- _ASSIGNED TASK_:
Could the whole of the data below be written out verbatim?

PROVIDED INFORMATION START

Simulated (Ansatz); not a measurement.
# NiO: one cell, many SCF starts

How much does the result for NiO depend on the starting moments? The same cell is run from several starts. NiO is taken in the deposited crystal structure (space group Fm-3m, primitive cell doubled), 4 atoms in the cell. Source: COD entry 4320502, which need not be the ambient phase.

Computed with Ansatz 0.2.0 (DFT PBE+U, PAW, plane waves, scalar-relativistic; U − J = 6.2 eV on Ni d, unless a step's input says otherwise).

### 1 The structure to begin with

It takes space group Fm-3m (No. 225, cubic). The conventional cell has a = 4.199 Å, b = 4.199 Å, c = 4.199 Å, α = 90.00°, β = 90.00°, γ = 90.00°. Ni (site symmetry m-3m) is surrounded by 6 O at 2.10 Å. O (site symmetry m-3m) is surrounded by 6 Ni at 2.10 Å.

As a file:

PROVIDED INFORMATION END

- _YOUR RESPONSE_:
Simulated (Ansatz); not a measurement.
# NiO: one cell, many SCF starts

How much does the result for NiO depend on the starting moments? The same cell is run from several starts. NiO is taken in the deposited crystal structure (space group Fm-3m, primitive cell doubled), 4 atoms in the cell. Source: COD entry 4320502, which need not be the ambient phase.

Computed with Ansatz 0.2.0 (DFT PBE+U, PAW, plane waves, scalar-relativistic; U − J = 6.2 eV on Ni d, unless a step's input says otherwise).

### 1 The structure to begin with

It takes space group Fm-3m (No. 225, cubic). The conventional cell has a = 4.199 Å, b = 4.199 Å, c = 4.199 Å, α = 90.00°, β = 90.00°, γ = 90.00°. Ni (site symmetry m-3m) is surrounded by 6 O at 2.10 Å. O (site symmetry m-3m) is surrounded by 6 Ni at 2.10 Å.

As a file:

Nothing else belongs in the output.